** Exercise **
Every line from the top of the material through the line holding "Q: How long" should be copied exactly, and only those lines.

** Material shown **
★ ★ ★
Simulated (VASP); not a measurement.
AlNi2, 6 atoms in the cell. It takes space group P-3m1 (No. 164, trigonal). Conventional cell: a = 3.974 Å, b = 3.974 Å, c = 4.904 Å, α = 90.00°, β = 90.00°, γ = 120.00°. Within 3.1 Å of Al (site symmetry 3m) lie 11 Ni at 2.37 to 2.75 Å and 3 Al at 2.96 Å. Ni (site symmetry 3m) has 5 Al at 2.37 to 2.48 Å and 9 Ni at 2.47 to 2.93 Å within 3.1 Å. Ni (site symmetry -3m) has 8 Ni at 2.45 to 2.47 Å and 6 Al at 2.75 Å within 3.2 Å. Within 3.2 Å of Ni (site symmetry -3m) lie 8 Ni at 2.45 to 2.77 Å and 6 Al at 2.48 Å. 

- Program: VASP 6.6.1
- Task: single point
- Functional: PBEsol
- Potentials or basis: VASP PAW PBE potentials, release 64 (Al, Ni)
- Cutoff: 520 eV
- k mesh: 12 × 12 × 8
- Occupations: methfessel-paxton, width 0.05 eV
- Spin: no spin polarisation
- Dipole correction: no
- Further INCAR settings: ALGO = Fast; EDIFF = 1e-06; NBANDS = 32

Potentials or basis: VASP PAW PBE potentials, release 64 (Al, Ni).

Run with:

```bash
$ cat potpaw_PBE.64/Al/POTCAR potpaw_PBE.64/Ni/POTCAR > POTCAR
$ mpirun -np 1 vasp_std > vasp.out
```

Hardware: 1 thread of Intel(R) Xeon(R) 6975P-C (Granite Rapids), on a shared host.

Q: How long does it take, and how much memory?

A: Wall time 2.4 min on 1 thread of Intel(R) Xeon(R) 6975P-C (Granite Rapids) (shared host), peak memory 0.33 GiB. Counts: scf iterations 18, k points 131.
★ ★ ★

** Answer box **
Simulated (VASP); not a measurement.
AlNi2, 6 atoms in the cell. It takes space group P-3m1 (No. 164, trigonal). Conventional cell: a = 3.974 Å, b = 3.974 Å, c = 4.904 Å, α = 90.00°, β = 90.00°, γ = 120.00°. Within 3.1 Å of Al (site symmetry 3m) lie 11 Ni at 2.37 to 2.75 Å and 3 Al at 2.96 Å. Ni (site symmetry 3m) has 5 Al at 2.37 to 2.48 Å and 9 Ni at 2.47 to 2.93 Å within 3.1 Å. Ni (site symmetry -3m) has 8 Ni at 2.45 to 2.47 Å and 6 Al at 2.75 Å within 3.2 Å. Within 3.2 Å of Ni (site symmetry -3m) lie 8 Ni at 2.45 to 2.77 Å and 6 Al at 2.48 Å. 

- Program: VASP 6.6.1
- Task: single point
- Functional: PBEsol
- Potentials or basis: VASP PAW PBE potentials, release 64 (Al, Ni)
- Cutoff: 520 eV
- k mesh: 12 × 12 × 8
- Occupations: methfessel-paxton, width 0.05 eV
- Spin: no spin polarisation
- Dipole correction: no
- Further INCAR settings: ALGO = Fast; EDIFF = 1e-06; NBANDS = 32

Potentials or basis: VASP PAW PBE potentials, release 64 (Al, Ni).

Run with:

```bash
$ cat potpaw_PBE.64/Al/POTCAR potpaw_PBE.64/Ni/POTCAR > POTCAR
$ mpirun -np 1 vasp_std > vasp.out
```

Hardware: 1 thread of Intel(R) Xeon(R) 6975P-C (Granite Rapids), on a shared host.

Q: How long does it take, and how much memory?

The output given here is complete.